---------- RECORDED INFORMATION

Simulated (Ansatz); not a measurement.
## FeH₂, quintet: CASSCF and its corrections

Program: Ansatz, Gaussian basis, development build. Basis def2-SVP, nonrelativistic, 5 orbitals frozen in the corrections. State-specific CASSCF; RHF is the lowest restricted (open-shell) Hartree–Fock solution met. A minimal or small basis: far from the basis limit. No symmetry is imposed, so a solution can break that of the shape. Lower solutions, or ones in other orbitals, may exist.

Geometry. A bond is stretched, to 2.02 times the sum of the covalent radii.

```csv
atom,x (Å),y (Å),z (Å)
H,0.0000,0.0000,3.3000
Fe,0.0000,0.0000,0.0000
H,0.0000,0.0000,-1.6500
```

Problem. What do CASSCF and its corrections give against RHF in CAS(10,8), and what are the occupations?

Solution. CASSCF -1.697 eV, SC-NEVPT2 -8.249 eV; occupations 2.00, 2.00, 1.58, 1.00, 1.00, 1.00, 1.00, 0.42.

--------------------

* _ACTIVITY_
Restating all of the data exactly is the whole task.

* _EXERCISE OUTPUT_
Simulated (Ansatz); not a measurement.
## FeH₂, quintet: CASSCF and its corrections

Program: Ansatz, Gaussian basis, development build. Basis def2-SVP, nonrelativistic, 5 orbitals frozen in the corrections. State-specific CASSCF; RHF is the lowest restricted (open-shell) Hartree–Fock solution met. A minimal or small basis: far from the basis limit. No symmetry is imposed, so a solution can break that of the shape. Lower solutions, or ones in other orbitals, may exist.

Geometry. A bond is stretched, to 2.02 times the sum of the covalent radii.

```csv
atom,x (Å),y (Å),z (Å)
H,0.0000,0.0000,3.3000
Fe,0.0000,0.0000,0.0000
H,0.0000,0.0000,-1.6500
```

Problem. What do CASSCF and its corrections give against RHF in CAS(10,8), and what are the occupations?

Solution. CASSCF -1.697 eV, SC-NEVPT2 -8.249 eV; occupations 2.00, 2.00, 1.58, 1.00, 1.00, 1.00, 1.00, 0.42.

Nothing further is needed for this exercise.